**Work instruction**
Below is a set of records. Repeat all of them exactly.

◆ ◆ ◆

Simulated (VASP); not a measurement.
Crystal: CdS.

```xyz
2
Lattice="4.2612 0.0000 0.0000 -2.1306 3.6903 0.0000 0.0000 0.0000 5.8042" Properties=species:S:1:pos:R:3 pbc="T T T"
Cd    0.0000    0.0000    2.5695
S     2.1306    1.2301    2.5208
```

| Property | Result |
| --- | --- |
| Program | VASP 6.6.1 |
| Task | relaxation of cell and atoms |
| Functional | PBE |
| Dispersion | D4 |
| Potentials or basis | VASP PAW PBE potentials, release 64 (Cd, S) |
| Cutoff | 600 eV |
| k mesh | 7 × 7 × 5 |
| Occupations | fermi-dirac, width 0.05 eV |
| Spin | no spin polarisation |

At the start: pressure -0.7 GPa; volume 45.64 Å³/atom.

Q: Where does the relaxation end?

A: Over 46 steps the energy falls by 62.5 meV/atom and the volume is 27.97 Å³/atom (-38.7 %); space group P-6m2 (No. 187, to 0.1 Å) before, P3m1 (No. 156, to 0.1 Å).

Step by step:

◆ ◆ ◆

**Answer space**
Simulated (VASP); not a measurement.
Crystal: CdS.

```xyz
2
Lattice="4.2612 0.0000 0.0000 -2.1306 3.6903 0.0000 0.0000 0.0000 5.8042" Properties=species:S:1:pos:R:3 pbc="T T T"
Cd    0.0000    0.0000    2.5695
S     2.1306    1.2301    2.5208
```

| Property | Result |
| --- | --- |
| Program | VASP 6.6.1 |
| Task | relaxation of cell and atoms |
| Functional | PBE |
| Dispersion | D4 |
| Potentials or basis | VASP PAW PBE potentials, release 64 (Cd, S) |
| Cutoff | 600 eV |
| k mesh | 7 × 7 × 5 |
| Occupations | fermi-dirac, width 0.05 eV |
| Spin | no spin polarisation |

At the start: pressure -0.7 GPa; volume 45.64 Å³/atom.

Q: Where does the relaxation end?

A: Over 46 steps the energy falls by 62.5 meV/atom and the volume is 27.97 Å³/atom (-38.7 %); space group P-6m2 (No. 187, to 0.1 Å) before, P3m1 (No. 156, to 0.1 Å).

Step by step:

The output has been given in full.